WORK ORDER ▸
Every line below must be reproduced exactly. Copy them all.

THE DATA ▸
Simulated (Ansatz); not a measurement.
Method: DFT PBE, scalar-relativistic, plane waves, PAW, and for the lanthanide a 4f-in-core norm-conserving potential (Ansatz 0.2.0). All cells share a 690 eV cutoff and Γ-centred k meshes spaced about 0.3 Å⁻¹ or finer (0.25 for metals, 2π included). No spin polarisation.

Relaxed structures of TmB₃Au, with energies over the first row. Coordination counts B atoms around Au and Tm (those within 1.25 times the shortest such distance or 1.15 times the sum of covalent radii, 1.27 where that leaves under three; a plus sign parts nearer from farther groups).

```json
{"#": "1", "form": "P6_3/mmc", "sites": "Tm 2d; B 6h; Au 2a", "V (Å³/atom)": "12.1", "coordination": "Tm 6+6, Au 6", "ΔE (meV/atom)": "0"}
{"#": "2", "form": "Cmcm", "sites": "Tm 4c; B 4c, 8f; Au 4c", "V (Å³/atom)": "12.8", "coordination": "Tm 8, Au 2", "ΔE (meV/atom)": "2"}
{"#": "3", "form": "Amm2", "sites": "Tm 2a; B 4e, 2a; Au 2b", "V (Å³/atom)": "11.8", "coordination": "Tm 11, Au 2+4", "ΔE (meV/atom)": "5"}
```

WRITTEN SOLUTION ▸
Simulated (Ansatz); not a measurement.
Method: DFT PBE, scalar-relativistic, plane waves, PAW, and for the lanthanide a 4f-in-core norm-conserving potential (Ansatz 0.2.0). All cells share a 690 eV cutoff and Γ-centred k meshes spaced about 0.3 Å⁻¹ or finer (0.25 for metals, 2π included). No spin polarisation.

Relaxed structures of TmB₃Au, with energies over the first row. Coordination counts B atoms around Au and Tm (those within 1.25 times the shortest such distance or 1.15 times the sum of covalent radii, 1.27 where that leaves under three; a plus sign parts nearer from farther groups).

```json
{"#": "1", "form": "P6_3/mmc", "sites": "Tm 2d; B 6h; Au 2a", "V (Å³/atom)": "12.1", "coordination": "Tm 6+6, Au 6", "ΔE (meV/atom)": "0"}
{"#": "2", "form": "Cmcm", "sites": "Tm 4c; B 4c, 8f; Au 4c", "V (Å³/atom)": "12.8", "coordination": "Tm 8, Au 2", "ΔE (meV/atom)": "2"}
{"#": "3", "form": "Amm2", "sites": "Tm 2a; B 4e, 2a; Au 2b", "V (Å³/atom)": "11.8", "coordination": "Tm 11, Au 2+4", "ΔE (meV/atom)": "5"}
```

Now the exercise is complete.